GIVEN ENTRIES:
╔══

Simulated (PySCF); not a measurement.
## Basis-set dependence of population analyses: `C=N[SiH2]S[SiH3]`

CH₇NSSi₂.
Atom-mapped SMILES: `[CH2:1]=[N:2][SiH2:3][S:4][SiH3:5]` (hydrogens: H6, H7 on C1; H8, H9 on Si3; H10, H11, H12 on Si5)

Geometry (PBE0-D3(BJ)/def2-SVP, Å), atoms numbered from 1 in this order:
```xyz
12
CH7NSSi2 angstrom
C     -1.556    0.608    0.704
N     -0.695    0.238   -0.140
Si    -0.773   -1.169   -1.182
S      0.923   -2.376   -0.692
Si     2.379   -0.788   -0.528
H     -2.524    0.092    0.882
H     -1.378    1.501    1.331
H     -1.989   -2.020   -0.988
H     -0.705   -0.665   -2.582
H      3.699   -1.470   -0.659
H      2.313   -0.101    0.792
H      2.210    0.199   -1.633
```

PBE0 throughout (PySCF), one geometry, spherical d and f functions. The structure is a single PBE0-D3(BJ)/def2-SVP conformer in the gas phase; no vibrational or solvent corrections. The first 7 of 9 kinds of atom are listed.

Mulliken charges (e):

╚══

ACTION ITEM:
Retype, exactly and in full, the listing from its first line to the one holding "PBE0 throughout (PySCF), one", both included.

YOUR RESPONSE:
Simulated (PySCF); not a measurement.
## Basis-set dependence of population analyses: `C=N[SiH2]S[SiH3]`

CH₇NSSi₂.
Atom-mapped SMILES: `[CH2:1]=[N:2][SiH2:3][S:4][SiH3:5]` (hydrogens: H6, H7 on C1; H8, H9 on Si3; H10, H11, H12 on Si5)

Geometry (PBE0-D3(BJ)/def2-SVP, Å), atoms numbered from 1 in this order:
```xyz
12
CH7NSSi2 angstrom
C     -1.556    0.608    0.704
N     -0.695    0.238   -0.140
Si    -0.773   -1.169   -1.182
S      0.923   -2.376   -0.692
Si     2.379   -0.788   -0.528
H     -2.524    0.092    0.882
H     -1.378    1.501    1.331
H     -1.989   -2.020   -0.988
H     -0.705   -0.665   -2.582
H      3.699   -1.470   -0.659
H      2.313   -0.101    0.792
H      2.210    0.199   -1.633
```

PBE0 throughout (PySCF), one geometry, spherical d and f functions. The structure is a single PBE0-D3(BJ)/def2-SVP conformer in the gas phase; no vibrational or solvent corrections. The first 7 of 9 kinds of atom are listed.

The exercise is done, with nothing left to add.